== GIVEN INFORMATION ==
***
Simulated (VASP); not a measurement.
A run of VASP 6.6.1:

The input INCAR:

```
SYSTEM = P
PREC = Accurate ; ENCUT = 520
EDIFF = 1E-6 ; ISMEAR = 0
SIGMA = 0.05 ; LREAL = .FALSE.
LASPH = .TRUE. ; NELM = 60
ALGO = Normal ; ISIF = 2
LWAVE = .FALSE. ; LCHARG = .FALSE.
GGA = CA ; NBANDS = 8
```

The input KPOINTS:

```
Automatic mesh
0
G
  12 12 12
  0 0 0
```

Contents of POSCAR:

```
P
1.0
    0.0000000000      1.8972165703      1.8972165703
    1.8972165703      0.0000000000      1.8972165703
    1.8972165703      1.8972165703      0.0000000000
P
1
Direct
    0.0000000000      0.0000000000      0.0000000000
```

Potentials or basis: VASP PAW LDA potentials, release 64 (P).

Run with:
***

== TASK ITEM ==
Print the material word for word, with nothing left out.

== RESULT ==
Simulated (VASP); not a measurement.
A run of VASP 6.6.1:

The input INCAR:

```
SYSTEM = P
PREC = Accurate ; ENCUT = 520
EDIFF = 1E-6 ; ISMEAR = 0
SIGMA = 0.05 ; LREAL = .FALSE.
LASPH = .TRUE. ; NELM = 60
ALGO = Normal ; ISIF = 2
LWAVE = .FALSE. ; LCHARG = .FALSE.
GGA = CA ; NBANDS = 8
```

The input KPOINTS:

```
Automatic mesh
0
G
  12 12 12
  0 0 0
```

Contents of POSCAR:

```
P
1.0
    0.0000000000      1.8972165703      1.8972165703
    1.8972165703      0.0000000000      1.8972165703
    1.8972165703      1.8972165703      0.0000000000
P
1
Direct
    0.0000000000      0.0000000000      0.0000000000
```

Potentials or basis: VASP PAW LDA potentials, release 64 (P).

Run with:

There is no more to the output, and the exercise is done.